▶ Information provided
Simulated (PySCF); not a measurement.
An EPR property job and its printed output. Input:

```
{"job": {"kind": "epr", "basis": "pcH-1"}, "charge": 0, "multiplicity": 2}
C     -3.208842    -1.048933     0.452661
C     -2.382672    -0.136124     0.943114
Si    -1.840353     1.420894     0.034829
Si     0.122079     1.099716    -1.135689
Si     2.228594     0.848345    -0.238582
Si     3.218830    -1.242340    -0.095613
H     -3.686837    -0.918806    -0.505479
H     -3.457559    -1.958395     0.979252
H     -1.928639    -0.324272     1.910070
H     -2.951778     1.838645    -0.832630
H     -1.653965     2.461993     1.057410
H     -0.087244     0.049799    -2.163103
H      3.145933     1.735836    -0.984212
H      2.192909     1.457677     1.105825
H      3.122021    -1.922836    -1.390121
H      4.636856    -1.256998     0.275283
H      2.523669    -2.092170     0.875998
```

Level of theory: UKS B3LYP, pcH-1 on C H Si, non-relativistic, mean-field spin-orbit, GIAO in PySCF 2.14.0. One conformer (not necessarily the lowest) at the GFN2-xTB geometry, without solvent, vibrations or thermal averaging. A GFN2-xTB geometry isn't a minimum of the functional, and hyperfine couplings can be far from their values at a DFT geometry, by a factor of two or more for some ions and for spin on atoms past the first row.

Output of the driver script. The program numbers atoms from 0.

▶ Requirement
Return, with no change at all, every line in the entries above from the line containing "An EPR property" through the line containing "Level of theory: UKS".

▶ Exercise solution
An EPR property job and its printed output. Input:

```
{"job": {"kind": "epr", "basis": "pcH-1"}, "charge": 0, "multiplicity": 2}
C     -3.208842    -1.048933     0.452661
C     -2.382672    -0.136124     0.943114
Si    -1.840353     1.420894     0.034829
Si     0.122079     1.099716    -1.135689
Si     2.228594     0.848345    -0.238582
Si     3.218830    -1.242340    -0.095613
H     -3.686837    -0.918806    -0.505479
H     -3.457559    -1.958395     0.979252
H     -1.928639    -0.324272     1.910070
H     -2.951778     1.838645    -0.832630
H     -1.653965     2.461993     1.057410
H     -0.087244     0.049799    -2.163103
H      3.145933     1.735836    -0.984212
H      2.192909     1.457677     1.105825
H      3.122021    -1.922836    -1.390121
H      4.636856    -1.256998     0.275283
H      2.523669    -2.092170     0.875998
```

Level of theory: UKS B3LYP, pcH-1 on C H Si, non-relativistic, mean-field spin-orbit, GIAO in PySCF 2.14.0. One conformer (not necessarily the lowest) at the GFN2-xTB geometry, without solvent, vibrations or thermal averaging. A GFN2-xTB geometry isn't a minimum of the functional, and hyperfine couplings can be far from their values at a DFT geometry, by a factor of two or more for some ions and for spin on atoms past the first row.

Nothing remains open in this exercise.